:: RECORDS SHOWN ::
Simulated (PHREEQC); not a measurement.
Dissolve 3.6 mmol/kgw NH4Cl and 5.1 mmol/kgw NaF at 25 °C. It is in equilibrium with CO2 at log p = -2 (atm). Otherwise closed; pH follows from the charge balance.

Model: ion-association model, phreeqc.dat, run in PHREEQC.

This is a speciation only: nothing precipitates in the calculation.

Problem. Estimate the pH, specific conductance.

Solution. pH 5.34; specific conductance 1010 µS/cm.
:::

An exact repeat of all the records is required.

Simulated (PHREEQC); not a measurement.
Dissolve 3.6 mmol/kgw NH4Cl and 5.1 mmol/kgw NaF at 25 °C. It is in equilibrium with CO2 at log p = -2 (atm). Otherwise closed; pH follows from the charge balance.

Model: ion-association model, phreeqc.dat, run in PHREEQC.

This is a speciation only: nothing precipitates in the calculation.

Problem. Estimate the pH, specific conductance.

Solution. pH 5.34; specific conductance 1010 µS/cm.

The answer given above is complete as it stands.